Records provided –
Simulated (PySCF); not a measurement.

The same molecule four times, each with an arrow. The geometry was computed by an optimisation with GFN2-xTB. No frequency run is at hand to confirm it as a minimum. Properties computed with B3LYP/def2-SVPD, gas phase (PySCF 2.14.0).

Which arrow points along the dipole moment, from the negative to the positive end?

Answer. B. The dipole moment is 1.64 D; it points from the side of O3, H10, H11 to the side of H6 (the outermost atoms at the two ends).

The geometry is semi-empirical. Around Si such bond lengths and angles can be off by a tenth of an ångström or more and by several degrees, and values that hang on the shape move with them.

Task item –
Within the data above, the span starting at the line containing "Which arrow points" and ending at the line containing "Answer. B. The" is to be retyped exactly, with no other lines.

Your solution –
Which arrow points along the dipole moment, from the negative to the positive end?

Answer. B. The dipole moment is 1.64 D; it points from the side of O3, H10, H11 to the side of H6 (the outermost atoms at the two ends).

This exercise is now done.